▶ [Requirement]
The expected output is the data below, restated word for word.

================
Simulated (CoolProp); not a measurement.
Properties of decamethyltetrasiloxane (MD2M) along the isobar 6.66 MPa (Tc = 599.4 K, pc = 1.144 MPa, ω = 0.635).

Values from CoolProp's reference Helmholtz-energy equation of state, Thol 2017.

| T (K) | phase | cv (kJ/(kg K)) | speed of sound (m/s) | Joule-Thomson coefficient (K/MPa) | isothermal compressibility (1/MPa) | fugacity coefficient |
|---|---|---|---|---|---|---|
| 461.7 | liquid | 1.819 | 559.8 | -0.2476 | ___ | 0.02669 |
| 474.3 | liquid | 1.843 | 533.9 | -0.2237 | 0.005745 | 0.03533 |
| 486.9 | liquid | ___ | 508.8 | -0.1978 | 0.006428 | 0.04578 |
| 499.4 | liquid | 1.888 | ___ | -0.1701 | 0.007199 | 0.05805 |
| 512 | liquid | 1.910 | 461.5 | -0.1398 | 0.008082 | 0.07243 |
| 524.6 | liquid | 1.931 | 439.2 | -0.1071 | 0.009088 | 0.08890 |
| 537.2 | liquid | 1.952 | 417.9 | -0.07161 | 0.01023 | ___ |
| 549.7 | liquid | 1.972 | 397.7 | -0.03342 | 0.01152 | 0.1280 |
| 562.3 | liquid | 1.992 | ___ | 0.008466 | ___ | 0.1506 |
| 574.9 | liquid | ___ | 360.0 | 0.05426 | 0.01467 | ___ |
================

▶ [Response box]
Simulated (CoolProp); not a measurement.
Properties of decamethyltetrasiloxane (MD2M) along the isobar 6.66 MPa (Tc = 599.4 K, pc = 1.144 MPa, ω = 0.635).

Values from CoolProp's reference Helmholtz-energy equation of state, Thol 2017.

| T (K) | phase | cv (kJ/(kg K)) | speed of sound (m/s) | Joule-Thomson coefficient (K/MPa) | isothermal compressibility (1/MPa) | fugacity coefficient |
|---|---|---|---|---|---|---|
| 461.7 | liquid | 1.819 | 559.8 | -0.2476 | ___ | 0.02669 |
| 474.3 | liquid | 1.843 | 533.9 | -0.2237 | 0.005745 | 0.03533 |
| 486.9 | liquid | ___ | 508.8 | -0.1978 | 0.006428 | 0.04578 |
| 499.4 | liquid | 1.888 | ___ | -0.1701 | 0.007199 | 0.05805 |
| 512 | liquid | 1.910 | 461.5 | -0.1398 | 0.008082 | 0.07243 |
| 524.6 | liquid | 1.931 | 439.2 | -0.1071 | 0.009088 | 0.08890 |
| 537.2 | liquid | 1.952 | 417.9 | -0.07161 | 0.01023 | ___ |
| 549.7 | liquid | 1.972 | 397.7 | -0.03342 | 0.01152 | 0.1280 |
| 562.3 | liquid | 1.992 | ___ | 0.008466 | ___ | 0.1506 |
| 574.9 | liquid | ___ | 360.0 | 0.05426 | 0.01467 | ___ |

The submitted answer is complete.